* [Required action]:
Out of the material that follows, write out exactly the lines from the line with "- Functional: PBE" to the line with "- Occupations: fermi-dirac, width 0.05 eV", both ends included, and no others.

**** Listed entries ****

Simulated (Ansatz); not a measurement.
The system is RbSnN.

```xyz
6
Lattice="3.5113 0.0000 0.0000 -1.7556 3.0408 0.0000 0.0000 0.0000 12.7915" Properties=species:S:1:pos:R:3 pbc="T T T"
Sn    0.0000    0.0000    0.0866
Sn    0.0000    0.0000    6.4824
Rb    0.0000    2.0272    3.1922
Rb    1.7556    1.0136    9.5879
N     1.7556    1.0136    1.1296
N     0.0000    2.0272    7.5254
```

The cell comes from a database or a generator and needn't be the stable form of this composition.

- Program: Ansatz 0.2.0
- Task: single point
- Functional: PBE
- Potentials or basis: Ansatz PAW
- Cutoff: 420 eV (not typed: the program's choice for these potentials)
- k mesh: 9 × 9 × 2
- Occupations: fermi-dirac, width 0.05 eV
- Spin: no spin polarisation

****

* [Worked solution]:
- Functional: PBE
- Potentials or basis: Ansatz PAW
- Cutoff: 420 eV (not typed: the program's choice for these potentials)
- k mesh: 9 × 9 × 2
- Occupations: fermi-dirac, width 0.05 eV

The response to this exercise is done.